• _Exercise_: Please output exactly the part of the records below that opens with the line containing "Zinc-blende InN (metastable" and closes with the line containing "493 493 600 |", both lines included, and nothing else.

• _Dataset records_:
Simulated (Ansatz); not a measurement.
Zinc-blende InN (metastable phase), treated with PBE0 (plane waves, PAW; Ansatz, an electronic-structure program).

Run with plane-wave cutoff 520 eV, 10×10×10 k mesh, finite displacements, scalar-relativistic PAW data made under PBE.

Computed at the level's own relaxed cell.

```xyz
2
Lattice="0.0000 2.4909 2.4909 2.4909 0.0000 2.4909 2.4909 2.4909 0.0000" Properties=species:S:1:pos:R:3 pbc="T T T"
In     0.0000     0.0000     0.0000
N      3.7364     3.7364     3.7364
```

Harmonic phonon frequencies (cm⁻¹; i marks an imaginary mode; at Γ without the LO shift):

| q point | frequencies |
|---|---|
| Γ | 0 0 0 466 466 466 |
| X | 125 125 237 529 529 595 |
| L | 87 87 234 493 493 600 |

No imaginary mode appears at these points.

• _Your response_:
Zinc-blende InN (metastable phase), treated with PBE0 (plane waves, PAW; Ansatz, an electronic-structure program).

Run with plane-wave cutoff 520 eV, 10×10×10 k mesh, finite displacements, scalar-relativistic PAW data made under PBE.

Computed at the level's own relaxed cell.

```xyz
2
Lattice="0.0000 2.4909 2.4909 2.4909 0.0000 2.4909 2.4909 2.4909 0.0000" Properties=species:S:1:pos:R:3 pbc="T T T"
In     0.0000     0.0000     0.0000
N      3.7364     3.7364     3.7364
```

Harmonic phonon frequencies (cm⁻¹; i marks an imaginary mode; at Γ without the LO shift):

| q point | frequencies |
|---|---|
| Γ | 0 0 0 466 466 466 |
| X | 125 125 237 529 529 595 |
| L | 87 87 234 493 493 600 |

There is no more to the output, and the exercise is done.